* [SUPPLIED DATA]
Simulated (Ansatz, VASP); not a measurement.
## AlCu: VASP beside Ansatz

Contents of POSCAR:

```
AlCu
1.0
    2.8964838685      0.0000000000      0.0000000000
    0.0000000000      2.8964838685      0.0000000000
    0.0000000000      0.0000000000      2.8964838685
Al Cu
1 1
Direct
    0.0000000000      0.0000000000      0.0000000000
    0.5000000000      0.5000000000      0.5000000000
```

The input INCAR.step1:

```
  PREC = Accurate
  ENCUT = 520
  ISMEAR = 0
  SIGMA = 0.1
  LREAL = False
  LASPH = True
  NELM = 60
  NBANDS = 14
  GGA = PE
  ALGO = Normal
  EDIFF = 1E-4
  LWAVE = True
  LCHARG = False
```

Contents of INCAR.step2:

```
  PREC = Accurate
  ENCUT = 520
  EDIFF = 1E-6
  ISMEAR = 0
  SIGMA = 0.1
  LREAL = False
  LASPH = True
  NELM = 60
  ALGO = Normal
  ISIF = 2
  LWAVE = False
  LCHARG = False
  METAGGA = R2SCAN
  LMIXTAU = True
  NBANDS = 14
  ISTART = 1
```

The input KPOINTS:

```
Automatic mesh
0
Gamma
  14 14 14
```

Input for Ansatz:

* [WORK TASK] Could every entry above be printed again, word for word?

* [EXERCISE SOLUTION]
Simulated (Ansatz, VASP); not a measurement.
## AlCu: VASP beside Ansatz

Contents of POSCAR:

```
AlCu
1.0
    2.8964838685      0.0000000000      0.0000000000
    0.0000000000      2.8964838685      0.0000000000
    0.0000000000      0.0000000000      2.8964838685
Al Cu
1 1
Direct
    0.0000000000      0.0000000000      0.0000000000
    0.5000000000      0.5000000000      0.5000000000
```

The input INCAR.step1:

```
  PREC = Accurate
  ENCUT = 520
  ISMEAR = 0
  SIGMA = 0.1
  LREAL = False
  LASPH = True
  NELM = 60
  NBANDS = 14
  GGA = PE
  ALGO = Normal
  EDIFF = 1E-4
  LWAVE = True
  LCHARG = False
```

Contents of INCAR.step2:

```
  PREC = Accurate
  ENCUT = 520
  EDIFF = 1E-6
  ISMEAR = 0
  SIGMA = 0.1
  LREAL = False
  LASPH = True
  NELM = 60
  ALGO = Normal
  ISIF = 2
  LWAVE = False
  LCHARG = False
  METAGGA = R2SCAN
  LMIXTAU = True
  NBANDS = 14
  ISTART = 1
```

The input KPOINTS:

```
Automatic mesh
0
Gamma
  14 14 14
```

Input for Ansatz:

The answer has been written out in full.